> [Data extract]:
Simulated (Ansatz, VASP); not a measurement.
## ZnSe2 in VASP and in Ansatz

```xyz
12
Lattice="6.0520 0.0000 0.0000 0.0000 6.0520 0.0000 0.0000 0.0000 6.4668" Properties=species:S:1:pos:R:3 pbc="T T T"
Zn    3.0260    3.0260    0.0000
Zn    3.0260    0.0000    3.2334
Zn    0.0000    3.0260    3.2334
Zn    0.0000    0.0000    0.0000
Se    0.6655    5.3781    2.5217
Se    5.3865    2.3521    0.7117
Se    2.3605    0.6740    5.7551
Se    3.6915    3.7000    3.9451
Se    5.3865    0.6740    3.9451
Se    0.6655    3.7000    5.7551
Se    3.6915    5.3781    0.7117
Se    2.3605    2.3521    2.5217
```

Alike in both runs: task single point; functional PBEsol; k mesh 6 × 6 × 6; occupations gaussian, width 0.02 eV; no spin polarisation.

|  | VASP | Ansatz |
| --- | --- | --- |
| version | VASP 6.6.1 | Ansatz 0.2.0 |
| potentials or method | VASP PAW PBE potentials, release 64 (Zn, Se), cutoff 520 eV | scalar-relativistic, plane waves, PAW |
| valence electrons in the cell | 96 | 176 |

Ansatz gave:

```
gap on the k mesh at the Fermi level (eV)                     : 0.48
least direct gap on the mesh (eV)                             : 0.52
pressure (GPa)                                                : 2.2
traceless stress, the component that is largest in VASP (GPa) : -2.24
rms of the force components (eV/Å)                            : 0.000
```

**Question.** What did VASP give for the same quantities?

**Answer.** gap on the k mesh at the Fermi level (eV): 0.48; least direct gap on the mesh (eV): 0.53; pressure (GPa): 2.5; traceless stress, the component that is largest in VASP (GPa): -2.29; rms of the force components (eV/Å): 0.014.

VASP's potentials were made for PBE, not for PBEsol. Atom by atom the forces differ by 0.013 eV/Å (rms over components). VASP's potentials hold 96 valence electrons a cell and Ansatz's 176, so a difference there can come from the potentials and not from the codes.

> [Work request]: Your answer should consist of the lines from the line with "Alike in both" to the line with "components (eV/Å): 0.014." above, repeated exactly, both ends included.

> [Answer box]:
Alike in both runs: task single point; functional PBEsol; k mesh 6 × 6 × 6; occupations gaussian, width 0.02 eV; no spin polarisation.

|  | VASP | Ansatz |
| --- | --- | --- |
| version | VASP 6.6.1 | Ansatz 0.2.0 |
| potentials or method | VASP PAW PBE potentials, release 64 (Zn, Se), cutoff 520 eV | scalar-relativistic, plane waves, PAW |
| valence electrons in the cell | 96 | 176 |

Ansatz gave:

```
gap on the k mesh at the Fermi level (eV)                     : 0.48
least direct gap on the mesh (eV)                             : 0.52
pressure (GPa)                                                : 2.2
traceless stress, the component that is largest in VASP (GPa) : -2.24
rms of the force components (eV/Å)                            : 0.000
```

**Question.** What did VASP give for the same quantities?

**Answer.** gap on the k mesh at the Fermi level (eV): 0.48; least direct gap on the mesh (eV): 0.53; pressure (GPa): 2.5; traceless stress, the component that is largest in VASP (GPa): -2.29; rms of the force components (eV/Å): 0.014.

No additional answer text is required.